-- Action item --
Print the listing in full, exactly as it stands.

-- Data for review --
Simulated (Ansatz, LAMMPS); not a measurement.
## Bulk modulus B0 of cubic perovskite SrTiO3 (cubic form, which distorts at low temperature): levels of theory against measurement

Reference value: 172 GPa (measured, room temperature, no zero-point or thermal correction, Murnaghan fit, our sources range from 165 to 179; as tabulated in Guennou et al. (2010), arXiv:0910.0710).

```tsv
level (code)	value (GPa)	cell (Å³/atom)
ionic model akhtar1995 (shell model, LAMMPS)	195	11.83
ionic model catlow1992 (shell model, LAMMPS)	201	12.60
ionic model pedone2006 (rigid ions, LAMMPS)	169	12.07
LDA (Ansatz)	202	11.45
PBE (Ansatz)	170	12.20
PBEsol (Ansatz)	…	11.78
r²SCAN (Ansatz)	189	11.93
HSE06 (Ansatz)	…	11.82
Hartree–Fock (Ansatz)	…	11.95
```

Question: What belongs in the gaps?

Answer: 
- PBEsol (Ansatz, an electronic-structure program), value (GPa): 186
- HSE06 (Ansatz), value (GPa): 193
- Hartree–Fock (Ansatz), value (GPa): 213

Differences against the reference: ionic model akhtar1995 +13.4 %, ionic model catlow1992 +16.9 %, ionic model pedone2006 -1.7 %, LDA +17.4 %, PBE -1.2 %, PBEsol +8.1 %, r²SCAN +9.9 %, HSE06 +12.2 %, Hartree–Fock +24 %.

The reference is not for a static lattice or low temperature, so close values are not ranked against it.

-- Response area --
Simulated (Ansatz, LAMMPS); not a measurement.
## Bulk modulus B0 of cubic perovskite SrTiO3 (cubic form, which distorts at low temperature): levels of theory against measurement

Reference value: 172 GPa (measured, room temperature, no zero-point or thermal correction, Murnaghan fit, our sources range from 165 to 179; as tabulated in Guennou et al. (2010), arXiv:0910.0710).

```tsv
level (code)	value (GPa)	cell (Å³/atom)
ionic model akhtar1995 (shell model, LAMMPS)	195	11.83
ionic model catlow1992 (shell model, LAMMPS)	201	12.60
ionic model pedone2006 (rigid ions, LAMMPS)	169	12.07
LDA (Ansatz)	202	11.45
PBE (Ansatz)	170	12.20
PBEsol (Ansatz)	…	11.78
r²SCAN (Ansatz)	189	11.93
HSE06 (Ansatz)	…	11.82
Hartree–Fock (Ansatz)	…	11.95
```

Question: What belongs in the gaps?

Answer: 
- PBEsol (Ansatz, an electronic-structure program), value (GPa): 186
- HSE06 (Ansatz), value (GPa): 193
- Hartree–Fock (Ansatz), value (GPa): 213

Differences against the reference: ionic model akhtar1995 +13.4 %, ionic model catlow1992 +16.9 %, ionic model pedone2006 -1.7 %, LDA +17.4 %, PBE -1.2 %, PBEsol +8.1 %, r²SCAN +9.9 %, HSE06 +12.2 %, Hartree–Fock +24 %.

The reference is not for a static lattice or low temperature, so close values are not ranked against it.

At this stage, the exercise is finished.